=== Section Start ===
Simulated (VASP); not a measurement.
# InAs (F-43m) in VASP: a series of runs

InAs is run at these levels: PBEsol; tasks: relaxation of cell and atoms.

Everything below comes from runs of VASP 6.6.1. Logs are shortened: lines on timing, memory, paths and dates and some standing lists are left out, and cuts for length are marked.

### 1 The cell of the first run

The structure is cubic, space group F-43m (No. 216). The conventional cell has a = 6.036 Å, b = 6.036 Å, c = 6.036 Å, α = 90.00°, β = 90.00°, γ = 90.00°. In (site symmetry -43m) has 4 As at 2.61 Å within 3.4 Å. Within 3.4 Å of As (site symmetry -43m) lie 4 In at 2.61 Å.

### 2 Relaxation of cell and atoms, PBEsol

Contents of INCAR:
=== Section End ===

From the entries above, return exactly the line containing "The structure is", the line containing "### 2 Relaxation of cell and atoms, PBEsol", and all lines between, and nothing else.

The structure is cubic, space group F-43m (No. 216). The conventional cell has a = 6.036 Å, b = 6.036 Å, c = 6.036 Å, α = 90.00°, β = 90.00°, γ = 90.00°. In (site symmetry -43m) has 4 As at 2.61 Å within 3.4 Å. Within 3.4 Å of As (site symmetry -43m) lie 4 In at 2.61 Å.

### 2 Relaxation of cell and atoms, PBEsol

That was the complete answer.